#### Work request:
Give again, word for word, each line from the top of the listing through the line that holds "4. Bands: 4T2".

Entries shown below:

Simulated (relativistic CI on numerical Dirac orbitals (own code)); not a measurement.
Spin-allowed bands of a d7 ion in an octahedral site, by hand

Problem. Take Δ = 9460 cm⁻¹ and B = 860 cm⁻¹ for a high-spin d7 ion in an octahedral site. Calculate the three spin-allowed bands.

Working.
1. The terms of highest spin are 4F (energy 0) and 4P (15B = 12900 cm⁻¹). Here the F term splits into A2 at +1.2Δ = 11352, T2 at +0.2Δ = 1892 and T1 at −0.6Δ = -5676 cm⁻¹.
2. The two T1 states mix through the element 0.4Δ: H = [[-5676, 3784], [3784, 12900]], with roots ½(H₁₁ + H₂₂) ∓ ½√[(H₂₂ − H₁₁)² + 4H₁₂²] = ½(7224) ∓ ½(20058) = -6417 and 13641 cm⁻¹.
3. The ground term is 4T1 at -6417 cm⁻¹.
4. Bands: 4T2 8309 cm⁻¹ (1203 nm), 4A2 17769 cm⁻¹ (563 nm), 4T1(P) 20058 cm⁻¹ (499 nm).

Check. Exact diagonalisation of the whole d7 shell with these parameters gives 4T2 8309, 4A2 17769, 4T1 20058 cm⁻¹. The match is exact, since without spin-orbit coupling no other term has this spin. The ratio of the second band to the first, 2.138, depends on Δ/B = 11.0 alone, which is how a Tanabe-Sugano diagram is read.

End of Entries shown.

#### Task answer:
Simulated (relativistic CI on numerical Dirac orbitals (own code)); not a measurement.
Spin-allowed bands of a d7 ion in an octahedral site, by hand

Problem. Take Δ = 9460 cm⁻¹ and B = 860 cm⁻¹ for a high-spin d7 ion in an octahedral site. Calculate the three spin-allowed bands.

Working.
1. The terms of highest spin are 4F (energy 0) and 4P (15B = 12900 cm⁻¹). Here the F term splits into A2 at +1.2Δ = 11352, T2 at +0.2Δ = 1892 and T1 at −0.6Δ = -5676 cm⁻¹.
2. The two T1 states mix through the element 0.4Δ: H = [[-5676, 3784], [3784, 12900]], with roots ½(H₁₁ + H₂₂) ∓ ½√[(H₂₂ − H₁₁)² + 4H₁₂²] = ½(7224) ∓ ½(20058) = -6417 and 13641 cm⁻¹.
3. The ground term is 4T1 at -6417 cm⁻¹.
4. Bands: 4T2 8309 cm⁻¹ (1203 nm), 4A2 17769 cm⁻¹ (563 nm), 4T1(P) 20058 cm⁻¹ (499 nm).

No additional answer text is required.